→ Action item: Your task is to set down the records below again, exactly.

→ Material provided:
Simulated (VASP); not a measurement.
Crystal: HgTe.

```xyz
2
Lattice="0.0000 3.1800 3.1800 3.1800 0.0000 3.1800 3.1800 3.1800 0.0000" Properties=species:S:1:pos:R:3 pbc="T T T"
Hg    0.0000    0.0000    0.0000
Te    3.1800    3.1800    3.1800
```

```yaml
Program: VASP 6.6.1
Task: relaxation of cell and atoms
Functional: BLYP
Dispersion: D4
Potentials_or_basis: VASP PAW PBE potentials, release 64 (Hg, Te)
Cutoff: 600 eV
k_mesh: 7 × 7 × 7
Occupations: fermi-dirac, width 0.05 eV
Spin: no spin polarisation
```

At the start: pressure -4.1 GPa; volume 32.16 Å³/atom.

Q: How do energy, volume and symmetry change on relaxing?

→ Problem solution:
Simulated (VASP); not a measurement.
Crystal: HgTe.

```xyz
2
Lattice="0.0000 3.1800 3.1800 3.1800 0.0000 3.1800 3.1800 3.1800 0.0000" Properties=species:S:1:pos:R:3 pbc="T T T"
Hg    0.0000    0.0000    0.0000
Te    3.1800    3.1800    3.1800
```

```yaml
Program: VASP 6.6.1
Task: relaxation of cell and atoms
Functional: BLYP
Dispersion: D4
Potentials_or_basis: VASP PAW PBE potentials, release 64 (Hg, Te)
Cutoff: 600 eV
k_mesh: 7 × 7 × 7
Occupations: fermi-dirac, width 0.05 eV
Spin: no spin polarisation
```

At the start: pressure -4.1 GPa; volume 32.16 Å³/atom.

Q: How do energy, volume and symmetry change on relaxing?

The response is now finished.